▸ **Requirement**
Give back each line of the data exactly.

■ ■ ■ ■

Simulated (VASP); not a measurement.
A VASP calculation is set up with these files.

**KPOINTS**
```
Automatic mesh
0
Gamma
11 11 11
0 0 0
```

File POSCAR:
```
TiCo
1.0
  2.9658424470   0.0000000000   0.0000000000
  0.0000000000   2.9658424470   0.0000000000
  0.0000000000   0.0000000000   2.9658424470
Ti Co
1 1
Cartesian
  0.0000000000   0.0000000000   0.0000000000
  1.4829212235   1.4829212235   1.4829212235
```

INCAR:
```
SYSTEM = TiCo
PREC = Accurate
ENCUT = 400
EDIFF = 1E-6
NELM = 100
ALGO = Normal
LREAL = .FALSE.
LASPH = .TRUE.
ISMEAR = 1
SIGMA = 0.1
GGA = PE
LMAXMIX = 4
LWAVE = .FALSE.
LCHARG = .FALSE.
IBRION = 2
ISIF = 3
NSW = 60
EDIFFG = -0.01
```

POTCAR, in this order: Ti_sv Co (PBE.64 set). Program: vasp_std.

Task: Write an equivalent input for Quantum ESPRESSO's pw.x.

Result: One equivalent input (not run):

■ ■ ■ ■

▸ **Answer section**
Simulated (VASP); not a measurement.
A VASP calculation is set up with these files.

**KPOINTS**
```
Automatic mesh
0
Gamma
11 11 11
0 0 0
```

File POSCAR:
```
TiCo
1.0
  2.9658424470   0.0000000000   0.0000000000
  0.0000000000   2.9658424470   0.0000000000
  0.0000000000   0.0000000000   2.9658424470
Ti Co
1 1
Cartesian
  0.0000000000   0.0000000000   0.0000000000
  1.4829212235   1.4829212235   1.4829212235
```

INCAR:
```
SYSTEM = TiCo
PREC = Accurate
ENCUT = 400
EDIFF = 1E-6
NELM = 100
ALGO = Normal
LREAL = .FALSE.
LASPH = .TRUE.
ISMEAR = 1
SIGMA = 0.1
GGA = PE
LMAXMIX = 4
LWAVE = .FALSE.
LCHARG = .FALSE.
IBRION = 2
ISIF = 3
NSW = 60
EDIFFG = -0.01
```

POTCAR, in this order: Ti_sv Co (PBE.64 set). Program: vasp_std.

Task: Write an equivalent input for Quantum ESPRESSO's pw.x.

Result: One equivalent input (not run):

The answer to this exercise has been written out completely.